= = = = = = =

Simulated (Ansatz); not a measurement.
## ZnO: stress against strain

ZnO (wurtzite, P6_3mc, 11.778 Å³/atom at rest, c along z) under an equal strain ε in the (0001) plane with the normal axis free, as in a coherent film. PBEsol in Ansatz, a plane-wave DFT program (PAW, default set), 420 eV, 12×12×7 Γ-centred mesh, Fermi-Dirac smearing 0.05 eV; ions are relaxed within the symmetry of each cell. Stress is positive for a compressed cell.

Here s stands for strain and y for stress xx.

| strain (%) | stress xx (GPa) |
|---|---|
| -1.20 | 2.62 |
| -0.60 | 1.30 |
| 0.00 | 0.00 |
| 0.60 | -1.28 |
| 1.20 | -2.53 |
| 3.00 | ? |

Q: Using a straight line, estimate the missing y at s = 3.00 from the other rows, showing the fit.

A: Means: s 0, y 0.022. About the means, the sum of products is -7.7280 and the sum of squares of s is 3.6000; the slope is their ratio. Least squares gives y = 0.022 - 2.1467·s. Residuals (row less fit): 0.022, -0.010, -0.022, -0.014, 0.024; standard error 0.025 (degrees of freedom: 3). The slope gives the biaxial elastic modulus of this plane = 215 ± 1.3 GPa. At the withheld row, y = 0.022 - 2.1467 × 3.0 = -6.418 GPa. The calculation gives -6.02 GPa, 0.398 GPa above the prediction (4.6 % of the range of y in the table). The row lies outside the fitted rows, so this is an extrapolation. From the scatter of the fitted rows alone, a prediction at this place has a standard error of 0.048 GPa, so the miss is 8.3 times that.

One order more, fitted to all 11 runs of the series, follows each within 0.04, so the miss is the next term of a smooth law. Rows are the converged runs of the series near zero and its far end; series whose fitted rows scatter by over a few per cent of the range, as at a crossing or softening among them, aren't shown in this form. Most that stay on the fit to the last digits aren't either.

= = = = = = =

▶ **Assigned task**
What is needed is an exact copy of the lines above, from the one containing "ZnO (wurtzite, P6_3mc, 11.778" through the one containing "A: Means: s", with nothing added.

▶ **Answer area**
ZnO (wurtzite, P6_3mc, 11.778 Å³/atom at rest, c along z) under an equal strain ε in the (0001) plane with the normal axis free, as in a coherent film. PBEsol in Ansatz, a plane-wave DFT program (PAW, default set), 420 eV, 12×12×7 Γ-centred mesh, Fermi-Dirac smearing 0.05 eV; ions are relaxed within the symmetry of each cell. Stress is positive for a compressed cell.

Here s stands for strain and y for stress xx.

| strain (%) | stress xx (GPa) |
|---|---|
| -1.20 | 2.62 |
| -0.60 | 1.30 |
| 0.00 | 0.00 |
| 0.60 | -1.28 |
| 1.20 | -2.53 |
| 3.00 | ? |

Q: Using a straight line, estimate the missing y at s = 3.00 from the other rows, showing the fit.

A: Means: s 0, y 0.022. About the means, the sum of products is -7.7280 and the sum of squares of s is 3.6000; the slope is their ratio. Least squares gives y = 0.022 - 2.1467·s. Residuals (row less fit): 0.022, -0.010, -0.022, -0.014, 0.024; standard error 0.025 (degrees of freedom: 3). The slope gives the biaxial elastic modulus of this plane = 215 ± 1.3 GPa. At the withheld row, y = 0.022 - 2.1467 × 3.0 = -6.418 GPa. The calculation gives -6.02 GPa, 0.398 GPa above the prediction (4.6 % of the range of y in the table). The row lies outside the fitted rows, so this is an extrapolation. From the scatter of the fitted rows alone, a prediction at this place has a standard error of 0.048 GPa, so the miss is 8.3 times that.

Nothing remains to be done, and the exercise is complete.